Requirement: Retype each entry below precisely as it reads.

================

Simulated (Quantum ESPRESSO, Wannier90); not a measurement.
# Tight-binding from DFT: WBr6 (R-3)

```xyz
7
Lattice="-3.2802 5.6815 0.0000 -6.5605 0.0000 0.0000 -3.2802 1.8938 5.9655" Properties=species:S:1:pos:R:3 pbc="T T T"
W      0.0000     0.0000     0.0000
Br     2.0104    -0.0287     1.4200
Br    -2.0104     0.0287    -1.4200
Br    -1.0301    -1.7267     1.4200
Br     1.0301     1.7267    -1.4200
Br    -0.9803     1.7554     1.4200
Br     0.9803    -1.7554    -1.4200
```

================

Task result:
Simulated (Quantum ESPRESSO, Wannier90); not a measurement.
# Tight-binding from DFT: WBr6 (R-3)

```xyz
7
Lattice="-3.2802 5.6815 0.0000 -6.5605 0.0000 0.0000 -3.2802 1.8938 5.9655" Properties=species:S:1:pos:R:3 pbc="T T T"
W      0.0000     0.0000     0.0000
Br     2.0104    -0.0287     1.4200
Br    -2.0104     0.0287    -1.4200
Br    -1.0301    -1.7267     1.4200
Br     1.0301     1.7267    -1.4200
Br    -0.9803     1.7554     1.4200
Br     0.9803    -1.7554    -1.4200
```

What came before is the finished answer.